--------
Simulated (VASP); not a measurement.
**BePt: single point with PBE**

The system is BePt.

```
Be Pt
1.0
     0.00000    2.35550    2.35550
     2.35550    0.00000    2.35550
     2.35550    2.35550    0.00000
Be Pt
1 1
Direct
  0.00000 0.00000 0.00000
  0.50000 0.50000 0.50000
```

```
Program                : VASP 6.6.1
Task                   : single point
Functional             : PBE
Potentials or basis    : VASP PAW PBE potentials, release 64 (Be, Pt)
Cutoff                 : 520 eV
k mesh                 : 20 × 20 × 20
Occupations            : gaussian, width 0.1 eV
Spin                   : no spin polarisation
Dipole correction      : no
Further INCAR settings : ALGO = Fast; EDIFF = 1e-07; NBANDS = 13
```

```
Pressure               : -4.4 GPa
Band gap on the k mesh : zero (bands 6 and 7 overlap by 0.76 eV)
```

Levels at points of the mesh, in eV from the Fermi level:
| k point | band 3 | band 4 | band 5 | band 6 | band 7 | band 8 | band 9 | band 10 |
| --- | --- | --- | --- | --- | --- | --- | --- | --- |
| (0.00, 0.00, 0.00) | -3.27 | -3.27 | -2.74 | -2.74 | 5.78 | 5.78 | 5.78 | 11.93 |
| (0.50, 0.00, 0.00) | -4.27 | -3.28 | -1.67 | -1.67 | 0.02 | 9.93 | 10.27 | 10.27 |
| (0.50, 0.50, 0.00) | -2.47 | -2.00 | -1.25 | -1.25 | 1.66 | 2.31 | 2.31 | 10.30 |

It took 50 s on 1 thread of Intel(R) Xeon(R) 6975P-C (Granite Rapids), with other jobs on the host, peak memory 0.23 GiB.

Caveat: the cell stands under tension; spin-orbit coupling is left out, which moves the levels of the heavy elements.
--------

▶ **Requirement**
The first line of the entries above and every line after it, up to and including the line with "2.31 | 10.30 |", should be set down exactly.

▶ **Exercise output**
Simulated (VASP); not a measurement.
**BePt: single point with PBE**

The system is BePt.

```
Be Pt
1.0
     0.00000    2.35550    2.35550
     2.35550    0.00000    2.35550
     2.35550    2.35550    0.00000
Be Pt
1 1
Direct
  0.00000 0.00000 0.00000
  0.50000 0.50000 0.50000
```

```
Program                : VASP 6.6.1
Task                   : single point
Functional             : PBE
Potentials or basis    : VASP PAW PBE potentials, release 64 (Be, Pt)
Cutoff                 : 520 eV
k mesh                 : 20 × 20 × 20
Occupations            : gaussian, width 0.1 eV
Spin                   : no spin polarisation
Dipole correction      : no
Further INCAR settings : ALGO = Fast; EDIFF = 1e-07; NBANDS = 13
```

```
Pressure               : -4.4 GPa
Band gap on the k mesh : zero (bands 6 and 7 overlap by 0.76 eV)
```

Levels at points of the mesh, in eV from the Fermi level:
| k point | band 3 | band 4 | band 5 | band 6 | band 7 | band 8 | band 9 | band 10 |
| --- | --- | --- | --- | --- | --- | --- | --- | --- |
| (0.00, 0.00, 0.00) | -3.27 | -3.27 | -2.74 | -2.74 | 5.78 | 5.78 | 5.78 | 11.93 |
| (0.50, 0.00, 0.00) | -4.27 | -3.28 | -1.67 | -1.67 | 0.02 | 9.93 | 10.27 | 10.27 |
| (0.50, 0.50, 0.00) | -2.47 | -2.00 | -1.25 | -1.25 | 1.66 | 2.31 | 2.31 | 10.30 |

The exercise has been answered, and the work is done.